- WORK ORDER
Retype, word for word, every line from the one holding "Computed with DFT" through the one holding "Which geometry has the lower energy?" in the entries below, both included, and only those lines.

[DATA PROVIDED]
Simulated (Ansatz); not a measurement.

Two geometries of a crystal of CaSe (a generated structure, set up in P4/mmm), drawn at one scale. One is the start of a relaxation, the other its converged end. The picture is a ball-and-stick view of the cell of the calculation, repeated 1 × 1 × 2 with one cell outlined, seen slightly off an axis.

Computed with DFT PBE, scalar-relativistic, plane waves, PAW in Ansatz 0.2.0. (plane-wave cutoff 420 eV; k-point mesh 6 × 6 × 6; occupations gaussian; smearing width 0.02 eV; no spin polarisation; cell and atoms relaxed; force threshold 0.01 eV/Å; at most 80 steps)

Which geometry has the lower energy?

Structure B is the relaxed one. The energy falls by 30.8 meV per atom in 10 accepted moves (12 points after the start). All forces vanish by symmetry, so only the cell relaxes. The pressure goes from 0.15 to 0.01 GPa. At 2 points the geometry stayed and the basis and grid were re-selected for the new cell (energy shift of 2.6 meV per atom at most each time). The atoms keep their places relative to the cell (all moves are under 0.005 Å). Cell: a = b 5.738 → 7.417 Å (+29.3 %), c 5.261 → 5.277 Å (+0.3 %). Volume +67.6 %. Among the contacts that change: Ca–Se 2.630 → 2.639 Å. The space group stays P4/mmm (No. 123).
[/DATA PROVIDED]

- WRITTEN REPLY
Computed with DFT PBE, scalar-relativistic, plane waves, PAW in Ansatz 0.2.0. (plane-wave cutoff 420 eV; k-point mesh 6 × 6 × 6; occupations gaussian; smearing width 0.02 eV; no spin polarisation; cell and atoms relaxed; force threshold 0.01 eV/Å; at most 80 steps)

Which geometry has the lower energy?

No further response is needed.